* [REQUIREMENT] The answer must be an exact reproduction of the lines from the start of the records below through the line containing "The computed structure", and nothing more.

┌─ DATASET CONTENT
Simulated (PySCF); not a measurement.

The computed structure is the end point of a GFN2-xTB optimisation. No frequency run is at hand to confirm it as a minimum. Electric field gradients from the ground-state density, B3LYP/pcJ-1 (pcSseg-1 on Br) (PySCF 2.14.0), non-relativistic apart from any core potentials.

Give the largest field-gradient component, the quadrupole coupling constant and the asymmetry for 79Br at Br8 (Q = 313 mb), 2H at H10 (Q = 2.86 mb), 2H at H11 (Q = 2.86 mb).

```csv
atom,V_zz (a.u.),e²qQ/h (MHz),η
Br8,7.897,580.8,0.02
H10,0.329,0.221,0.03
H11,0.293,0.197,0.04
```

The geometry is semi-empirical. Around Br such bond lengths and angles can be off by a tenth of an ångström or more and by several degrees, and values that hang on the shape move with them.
└─

* [RESPONSE AREA]
Simulated (PySCF); not a measurement.

The computed structure is the end point of a GFN2-xTB optimisation. No frequency run is at hand to confirm it as a minimum. Electric field gradients from the ground-state density, B3LYP/pcJ-1 (pcSseg-1 on Br) (PySCF 2.14.0), non-relativistic apart from any core potentials.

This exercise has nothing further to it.